• _RAW DATA_:
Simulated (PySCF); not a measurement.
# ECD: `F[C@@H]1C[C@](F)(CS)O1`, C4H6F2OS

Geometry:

• _WORK ITEM_: Every line above is to be transcribed exactly.

• _EXERCISE RESULT_:
Simulated (PySCF); not a measurement.
# ECD: `F[C@@H]1C[C@](F)(CS)O1`, C4H6F2OS

Geometry:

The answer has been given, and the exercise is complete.